[Data extracts]
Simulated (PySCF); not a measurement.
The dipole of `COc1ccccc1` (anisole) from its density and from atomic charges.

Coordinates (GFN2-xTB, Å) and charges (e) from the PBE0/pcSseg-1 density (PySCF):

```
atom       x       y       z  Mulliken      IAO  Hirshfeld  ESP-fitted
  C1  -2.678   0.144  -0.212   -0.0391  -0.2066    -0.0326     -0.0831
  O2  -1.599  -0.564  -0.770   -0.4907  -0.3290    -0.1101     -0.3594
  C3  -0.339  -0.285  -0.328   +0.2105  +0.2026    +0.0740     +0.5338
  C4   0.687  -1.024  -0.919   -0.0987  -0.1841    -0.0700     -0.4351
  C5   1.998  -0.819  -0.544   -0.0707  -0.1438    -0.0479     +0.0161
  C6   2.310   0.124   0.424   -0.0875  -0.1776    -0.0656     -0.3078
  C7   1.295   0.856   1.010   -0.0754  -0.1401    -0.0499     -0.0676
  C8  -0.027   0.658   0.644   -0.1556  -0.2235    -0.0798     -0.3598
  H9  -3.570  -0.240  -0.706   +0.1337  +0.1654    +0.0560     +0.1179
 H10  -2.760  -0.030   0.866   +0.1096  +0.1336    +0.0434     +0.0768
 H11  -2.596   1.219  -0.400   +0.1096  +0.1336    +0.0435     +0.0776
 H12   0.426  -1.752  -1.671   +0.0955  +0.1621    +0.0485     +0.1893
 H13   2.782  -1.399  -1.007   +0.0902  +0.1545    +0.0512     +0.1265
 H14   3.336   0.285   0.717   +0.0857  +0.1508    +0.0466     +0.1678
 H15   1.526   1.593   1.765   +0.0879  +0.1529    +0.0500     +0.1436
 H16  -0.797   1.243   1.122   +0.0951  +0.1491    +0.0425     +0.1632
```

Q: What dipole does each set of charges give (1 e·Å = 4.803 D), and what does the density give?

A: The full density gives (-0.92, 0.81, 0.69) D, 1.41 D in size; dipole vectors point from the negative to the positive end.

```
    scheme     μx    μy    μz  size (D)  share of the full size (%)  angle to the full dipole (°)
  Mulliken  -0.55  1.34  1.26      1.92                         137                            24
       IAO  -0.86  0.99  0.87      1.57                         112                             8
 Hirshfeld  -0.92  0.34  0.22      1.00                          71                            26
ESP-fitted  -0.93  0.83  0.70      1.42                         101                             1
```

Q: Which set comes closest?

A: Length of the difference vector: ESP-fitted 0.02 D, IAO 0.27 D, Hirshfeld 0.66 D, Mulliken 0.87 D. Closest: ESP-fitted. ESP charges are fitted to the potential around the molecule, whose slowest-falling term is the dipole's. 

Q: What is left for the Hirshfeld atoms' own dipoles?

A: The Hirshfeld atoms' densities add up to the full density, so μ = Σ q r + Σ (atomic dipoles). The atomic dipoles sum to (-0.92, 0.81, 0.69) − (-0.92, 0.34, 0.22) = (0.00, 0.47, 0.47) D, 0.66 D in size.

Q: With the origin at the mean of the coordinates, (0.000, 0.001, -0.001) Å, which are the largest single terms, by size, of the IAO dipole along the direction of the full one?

[Work item] Please, starting with the first line of the material above, write out each line exactly and finish on the line that includes "Q: What dipole".

[Worked solution]
Simulated (PySCF); not a measurement.
The dipole of `COc1ccccc1` (anisole) from its density and from atomic charges.

Coordinates (GFN2-xTB, Å) and charges (e) from the PBE0/pcSseg-1 density (PySCF):

```
atom       x       y       z  Mulliken      IAO  Hirshfeld  ESP-fitted
  C1  -2.678   0.144  -0.212   -0.0391  -0.2066    -0.0326     -0.0831
  O2  -1.599  -0.564  -0.770   -0.4907  -0.3290    -0.1101     -0.3594
  C3  -0.339  -0.285  -0.328   +0.2105  +0.2026    +0.0740     +0.5338
  C4   0.687  -1.024  -0.919   -0.0987  -0.1841    -0.0700     -0.4351
  C5   1.998  -0.819  -0.544   -0.0707  -0.1438    -0.0479     +0.0161
  C6   2.310   0.124   0.424   -0.0875  -0.1776    -0.0656     -0.3078
  C7   1.295   0.856   1.010   -0.0754  -0.1401    -0.0499     -0.0676
  C8  -0.027   0.658   0.644   -0.1556  -0.2235    -0.0798     -0.3598
  H9  -3.570  -0.240  -0.706   +0.1337  +0.1654    +0.0560     +0.1179
 H10  -2.760  -0.030   0.866   +0.1096  +0.1336    +0.0434     +0.0768
 H11  -2.596   1.219  -0.400   +0.1096  +0.1336    +0.0435     +0.0776
 H12   0.426  -1.752  -1.671   +0.0955  +0.1621    +0.0485     +0.1893
 H13   2.782  -1.399  -1.007   +0.0902  +0.1545    +0.0512     +0.1265
 H14   3.336   0.285   0.717   +0.0857  +0.1508    +0.0466     +0.1678
 H15   1.526   1.593   1.765   +0.0879  +0.1529    +0.0500     +0.1436
 H16  -0.797   1.243   1.122   +0.0951  +0.1491    +0.0425     +0.1632
```

Q: What dipole does each set of charges give (1 e·Å = 4.803 D), and what does the density give?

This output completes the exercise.